[[ DATASET EXCERPTS, beginning ]]
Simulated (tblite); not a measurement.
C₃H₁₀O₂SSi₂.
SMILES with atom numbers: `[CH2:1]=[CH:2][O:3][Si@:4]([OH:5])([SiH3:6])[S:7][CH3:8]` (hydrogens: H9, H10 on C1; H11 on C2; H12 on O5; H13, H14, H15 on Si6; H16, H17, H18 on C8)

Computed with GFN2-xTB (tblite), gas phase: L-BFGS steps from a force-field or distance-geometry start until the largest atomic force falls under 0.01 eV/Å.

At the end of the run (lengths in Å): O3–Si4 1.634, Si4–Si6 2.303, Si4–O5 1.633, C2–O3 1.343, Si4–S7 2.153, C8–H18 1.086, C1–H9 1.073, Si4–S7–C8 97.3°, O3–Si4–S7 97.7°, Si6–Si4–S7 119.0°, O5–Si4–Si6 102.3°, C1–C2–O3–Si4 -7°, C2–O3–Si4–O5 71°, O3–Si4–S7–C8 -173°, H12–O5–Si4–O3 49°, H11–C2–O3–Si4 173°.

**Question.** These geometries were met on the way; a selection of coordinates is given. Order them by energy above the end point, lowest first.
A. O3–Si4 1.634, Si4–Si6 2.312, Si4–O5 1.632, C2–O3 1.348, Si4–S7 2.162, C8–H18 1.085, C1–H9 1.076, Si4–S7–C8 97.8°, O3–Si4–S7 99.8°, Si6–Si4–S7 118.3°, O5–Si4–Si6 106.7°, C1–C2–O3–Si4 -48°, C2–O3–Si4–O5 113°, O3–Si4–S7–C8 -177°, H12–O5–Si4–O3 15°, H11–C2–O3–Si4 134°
[[ DATASET EXCERPTS, end ]]

* [ACTION ITEM]: In the reply, include exactly the lines from the beginning of the entries above through the line holding "point, lowest first.", and nothing besides.

* [WORKED SOLUTION]:
Simulated (tblite); not a measurement.
C₃H₁₀O₂SSi₂.
SMILES with atom numbers: `[CH2:1]=[CH:2][O:3][Si@:4]([OH:5])([SiH3:6])[S:7][CH3:8]` (hydrogens: H9, H10 on C1; H11 on C2; H12 on O5; H13, H14, H15 on Si6; H16, H17, H18 on C8)

Computed with GFN2-xTB (tblite), gas phase: L-BFGS steps from a force-field or distance-geometry start until the largest atomic force falls under 0.01 eV/Å.

At the end of the run (lengths in Å): O3–Si4 1.634, Si4–Si6 2.303, Si4–O5 1.633, C2–O3 1.343, Si4–S7 2.153, C8–H18 1.086, C1–H9 1.073, Si4–S7–C8 97.3°, O3–Si4–S7 97.7°, Si6–Si4–S7 119.0°, O5–Si4–Si6 102.3°, C1–C2–O3–Si4 -7°, C2–O3–Si4–O5 71°, O3–Si4–S7–C8 -173°, H12–O5–Si4–O3 49°, H11–C2–O3–Si4 173°.

**Question.** These geometries were met on the way; a selection of coordinates is given. Order them by energy above the end point, lowest first.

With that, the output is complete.